▶ **WORK REQUEST**: Could you give back the listing below exactly, every line included?

(Beginning of ENTRIES SUPPLIED)
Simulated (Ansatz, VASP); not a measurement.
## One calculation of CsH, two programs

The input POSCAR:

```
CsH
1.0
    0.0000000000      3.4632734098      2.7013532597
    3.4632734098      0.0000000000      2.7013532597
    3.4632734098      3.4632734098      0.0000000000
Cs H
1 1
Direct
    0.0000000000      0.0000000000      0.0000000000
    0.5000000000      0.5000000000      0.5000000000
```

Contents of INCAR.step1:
(End of ENTRIES SUPPLIED)

▶ **SOLUTION**:
Simulated (Ansatz, VASP); not a measurement.
## One calculation of CsH, two programs

The input POSCAR:

```
CsH
1.0
    0.0000000000      3.4632734098      2.7013532597
    3.4632734098      0.0000000000      2.7013532597
    3.4632734098      3.4632734098      0.0000000000
Cs H
1 1
Direct
    0.0000000000      0.0000000000      0.0000000000
    0.5000000000      0.5000000000      0.5000000000
```

Contents of INCAR.step1:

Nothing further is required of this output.